▶ **Dataset content**
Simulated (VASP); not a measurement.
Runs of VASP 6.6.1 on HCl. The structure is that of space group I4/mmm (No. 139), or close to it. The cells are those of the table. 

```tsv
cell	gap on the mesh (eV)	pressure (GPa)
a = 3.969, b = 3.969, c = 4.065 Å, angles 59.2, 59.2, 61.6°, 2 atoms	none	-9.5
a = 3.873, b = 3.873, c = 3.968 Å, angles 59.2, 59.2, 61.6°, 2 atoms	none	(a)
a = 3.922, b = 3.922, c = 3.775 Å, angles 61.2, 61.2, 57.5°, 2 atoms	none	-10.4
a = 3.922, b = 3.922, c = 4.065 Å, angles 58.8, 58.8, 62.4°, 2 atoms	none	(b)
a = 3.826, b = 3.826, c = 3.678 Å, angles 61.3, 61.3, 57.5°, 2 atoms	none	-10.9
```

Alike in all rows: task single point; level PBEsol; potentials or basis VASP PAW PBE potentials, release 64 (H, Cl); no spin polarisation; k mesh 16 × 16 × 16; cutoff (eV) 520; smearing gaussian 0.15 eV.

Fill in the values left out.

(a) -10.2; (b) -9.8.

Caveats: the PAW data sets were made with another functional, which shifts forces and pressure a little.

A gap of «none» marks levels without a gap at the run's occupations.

▶ **Work request**
Only the lines from the first line of the records through the line with "Caveats: the PAW" should be reproduced, exactly and with nothing added.

▶ **Response**
Simulated (VASP); not a measurement.
Runs of VASP 6.6.1 on HCl. The structure is that of space group I4/mmm (No. 139), or close to it. The cells are those of the table. 

```tsv
cell	gap on the mesh (eV)	pressure (GPa)
a = 3.969, b = 3.969, c = 4.065 Å, angles 59.2, 59.2, 61.6°, 2 atoms	none	-9.5
a = 3.873, b = 3.873, c = 3.968 Å, angles 59.2, 59.2, 61.6°, 2 atoms	none	(a)
a = 3.922, b = 3.922, c = 3.775 Å, angles 61.2, 61.2, 57.5°, 2 atoms	none	-10.4
a = 3.922, b = 3.922, c = 4.065 Å, angles 58.8, 58.8, 62.4°, 2 atoms	none	(b)
a = 3.826, b = 3.826, c = 3.678 Å, angles 61.3, 61.3, 57.5°, 2 atoms	none	-10.9
```

Alike in all rows: task single point; level PBEsol; potentials or basis VASP PAW PBE potentials, release 64 (H, Cl); no spin polarisation; k mesh 16 × 16 × 16; cutoff (eV) 520; smearing gaussian 0.15 eV.

Fill in the values left out.

(a) -10.2; (b) -9.8.

Caveats: the PAW data sets were made with another functional, which shifts forces and pressure a little.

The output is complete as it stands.